Where the listing below reaches the line containing "The structure was built", start writing out lines exactly, and stop once the line containing "This step: DFT, PBEsol, plane waves, PAW." has been written.

- SUPPLIED RECORDS:
==*==
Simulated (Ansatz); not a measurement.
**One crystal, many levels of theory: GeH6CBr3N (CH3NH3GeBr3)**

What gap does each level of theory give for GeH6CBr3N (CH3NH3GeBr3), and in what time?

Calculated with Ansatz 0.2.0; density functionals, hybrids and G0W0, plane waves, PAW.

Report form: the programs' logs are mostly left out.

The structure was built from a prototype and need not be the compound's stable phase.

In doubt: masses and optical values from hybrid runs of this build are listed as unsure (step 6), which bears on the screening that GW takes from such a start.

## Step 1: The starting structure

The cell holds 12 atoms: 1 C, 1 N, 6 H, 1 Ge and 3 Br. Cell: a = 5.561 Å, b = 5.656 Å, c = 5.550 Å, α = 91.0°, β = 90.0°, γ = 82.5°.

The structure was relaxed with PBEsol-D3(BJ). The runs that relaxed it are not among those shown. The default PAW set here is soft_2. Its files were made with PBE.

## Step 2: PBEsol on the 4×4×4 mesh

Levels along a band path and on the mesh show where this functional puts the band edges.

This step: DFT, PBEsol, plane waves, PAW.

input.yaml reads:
==*==

- EXERCISE RESULT:
The structure was built from a prototype and need not be the compound's stable phase.

In doubt: masses and optical values from hybrid runs of this build are listed as unsure (step 6), which bears on the screening that GW takes from such a start.

## Step 1: The starting structure

The cell holds 12 atoms: 1 C, 1 N, 6 H, 1 Ge and 3 Br. Cell: a = 5.561 Å, b = 5.656 Å, c = 5.550 Å, α = 91.0°, β = 90.0°, γ = 82.5°.

The structure was relaxed with PBEsol-D3(BJ). The runs that relaxed it are not among those shown. The default PAW set here is soft_2. Its files were made with PBE.

## Step 2: PBEsol on the 4×4×4 mesh

Levels along a band path and on the mesh show where this functional puts the band edges.

This step: DFT, PBEsol, plane waves, PAW.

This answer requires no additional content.